• **Assigned task**
Which lines run from the start of the data below to the line containing "By the Lyddane-Sachs-Teller"? Set them down exactly, with none added.

***** Given entries *****
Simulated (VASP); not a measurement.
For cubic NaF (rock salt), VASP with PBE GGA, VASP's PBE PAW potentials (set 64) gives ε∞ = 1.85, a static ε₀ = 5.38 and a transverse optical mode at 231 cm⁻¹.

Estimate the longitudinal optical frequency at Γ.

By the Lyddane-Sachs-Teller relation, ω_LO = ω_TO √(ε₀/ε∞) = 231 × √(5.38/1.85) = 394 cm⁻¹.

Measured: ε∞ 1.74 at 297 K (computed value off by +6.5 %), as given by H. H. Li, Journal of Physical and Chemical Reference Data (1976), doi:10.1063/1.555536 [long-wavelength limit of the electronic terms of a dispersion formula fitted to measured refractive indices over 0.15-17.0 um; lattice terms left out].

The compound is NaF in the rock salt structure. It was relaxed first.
*****

• **Response box**
Simulated (VASP); not a measurement.
For cubic NaF (rock salt), VASP with PBE GGA, VASP's PBE PAW potentials (set 64) gives ε∞ = 1.85, a static ε₀ = 5.38 and a transverse optical mode at 231 cm⁻¹.

Estimate the longitudinal optical frequency at Γ.

By the Lyddane-Sachs-Teller relation, ω_LO = ω_TO √(ε₀/ε∞) = 231 × √(5.38/1.85) = 394 cm⁻¹.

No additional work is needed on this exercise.